_BRIEF_
The response should consist of the records that follow, repeated exactly.

━━━━━ EXTRACTED DATA ━━━━━

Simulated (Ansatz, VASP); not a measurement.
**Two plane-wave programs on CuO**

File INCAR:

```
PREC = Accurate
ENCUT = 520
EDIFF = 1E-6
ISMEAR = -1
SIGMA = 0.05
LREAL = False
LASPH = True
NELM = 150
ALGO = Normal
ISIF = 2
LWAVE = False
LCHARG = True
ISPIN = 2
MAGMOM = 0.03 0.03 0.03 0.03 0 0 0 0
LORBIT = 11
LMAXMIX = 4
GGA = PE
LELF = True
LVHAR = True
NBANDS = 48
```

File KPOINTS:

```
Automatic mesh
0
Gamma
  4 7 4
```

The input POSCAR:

━━━━━

_EXERCISE OUTPUT_
Simulated (Ansatz, VASP); not a measurement.
**Two plane-wave programs on CuO**

File INCAR:

```
PREC = Accurate
ENCUT = 520
EDIFF = 1E-6
ISMEAR = -1
SIGMA = 0.05
LREAL = False
LASPH = True
NELM = 150
ALGO = Normal
ISIF = 2
LWAVE = False
LCHARG = True
ISPIN = 2
MAGMOM = 0.03 0.03 0.03 0.03 0 0 0 0
LORBIT = 11
LMAXMIX = 4
GGA = PE
LELF = True
LVHAR = True
NBANDS = 48
```

File KPOINTS:

```
Automatic mesh
0
Gamma
  4 7 4
```

The input POSCAR:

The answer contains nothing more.